══ Entries supplied

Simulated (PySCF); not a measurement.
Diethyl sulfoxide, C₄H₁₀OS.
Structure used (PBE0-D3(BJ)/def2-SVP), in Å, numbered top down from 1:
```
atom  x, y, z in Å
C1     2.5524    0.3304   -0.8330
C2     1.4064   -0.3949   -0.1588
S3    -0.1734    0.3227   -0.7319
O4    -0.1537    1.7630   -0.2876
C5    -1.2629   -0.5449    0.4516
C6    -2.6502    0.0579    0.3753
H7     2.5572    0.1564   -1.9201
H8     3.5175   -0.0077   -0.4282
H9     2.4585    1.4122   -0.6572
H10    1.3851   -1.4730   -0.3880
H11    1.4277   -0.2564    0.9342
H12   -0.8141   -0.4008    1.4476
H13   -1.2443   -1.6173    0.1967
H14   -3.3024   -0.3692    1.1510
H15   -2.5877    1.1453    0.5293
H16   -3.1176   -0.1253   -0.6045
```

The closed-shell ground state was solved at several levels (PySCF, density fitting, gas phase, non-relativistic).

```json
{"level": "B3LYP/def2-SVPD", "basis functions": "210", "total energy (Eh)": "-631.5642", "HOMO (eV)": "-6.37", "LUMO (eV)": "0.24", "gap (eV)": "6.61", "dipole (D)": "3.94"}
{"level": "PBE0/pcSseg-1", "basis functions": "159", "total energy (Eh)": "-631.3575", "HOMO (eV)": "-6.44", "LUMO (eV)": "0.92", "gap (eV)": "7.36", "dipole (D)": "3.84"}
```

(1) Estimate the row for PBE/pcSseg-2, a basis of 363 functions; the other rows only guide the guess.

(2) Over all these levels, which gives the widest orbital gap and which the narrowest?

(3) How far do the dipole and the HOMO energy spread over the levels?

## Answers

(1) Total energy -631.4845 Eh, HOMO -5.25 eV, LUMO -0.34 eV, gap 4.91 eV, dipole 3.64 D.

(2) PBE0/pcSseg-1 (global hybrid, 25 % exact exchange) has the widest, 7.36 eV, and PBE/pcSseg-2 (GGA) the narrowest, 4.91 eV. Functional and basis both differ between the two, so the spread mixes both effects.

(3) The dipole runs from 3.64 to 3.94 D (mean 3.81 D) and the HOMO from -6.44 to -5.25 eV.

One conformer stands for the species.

════

Using the entries above, repeat only the lines from the one containing "(1) Total energy" through the one containing "(3) The dipole", end lines included.

(1) Total energy -631.4845 Eh, HOMO -5.25 eV, LUMO -0.34 eV, gap 4.91 eV, dipole 3.64 D.

(2) PBE0/pcSseg-1 (global hybrid, 25 % exact exchange) has the widest, 7.36 eV, and PBE/pcSseg-2 (GGA) the narrowest, 4.91 eV. Functional and basis both differ between the two, so the spread mixes both effects.

(3) The dipole runs from 3.64 to 3.94 D (mean 3.81 D) and the HOMO from -6.44 to -5.25 eV.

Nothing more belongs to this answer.